BEGIN
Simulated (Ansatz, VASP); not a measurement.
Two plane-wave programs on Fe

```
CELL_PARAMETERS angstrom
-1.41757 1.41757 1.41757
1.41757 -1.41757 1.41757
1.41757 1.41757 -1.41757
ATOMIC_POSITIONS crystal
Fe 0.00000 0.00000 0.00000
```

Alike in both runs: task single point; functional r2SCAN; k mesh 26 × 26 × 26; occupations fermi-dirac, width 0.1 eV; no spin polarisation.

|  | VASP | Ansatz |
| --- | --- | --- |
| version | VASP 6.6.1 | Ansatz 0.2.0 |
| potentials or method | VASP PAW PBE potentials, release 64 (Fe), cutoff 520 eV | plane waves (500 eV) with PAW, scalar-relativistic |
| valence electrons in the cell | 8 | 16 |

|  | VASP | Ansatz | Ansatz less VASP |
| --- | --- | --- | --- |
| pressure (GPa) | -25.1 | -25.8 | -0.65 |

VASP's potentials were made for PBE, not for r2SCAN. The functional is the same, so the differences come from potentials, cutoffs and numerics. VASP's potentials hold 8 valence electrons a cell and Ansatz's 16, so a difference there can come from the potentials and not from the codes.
END

Work task ▸ Output exactly the lines of the material above from the one containing "Alike in both" up to and including the one containing "-25.8 | -0.65 |".

Answer section ▸
Alike in both runs: task single point; functional r2SCAN; k mesh 26 × 26 × 26; occupations fermi-dirac, width 0.1 eV; no spin polarisation.

|  | VASP | Ansatz |
| --- | --- | --- |
| version | VASP 6.6.1 | Ansatz 0.2.0 |
| potentials or method | VASP PAW PBE potentials, release 64 (Fe), cutoff 520 eV | plane waves (500 eV) with PAW, scalar-relativistic |
| valence electrons in the cell | 8 | 16 |

|  | VASP | Ansatz | Ansatz less VASP |
| --- | --- | --- | --- |
| pressure (GPa) | -25.1 | -25.8 | -0.65 |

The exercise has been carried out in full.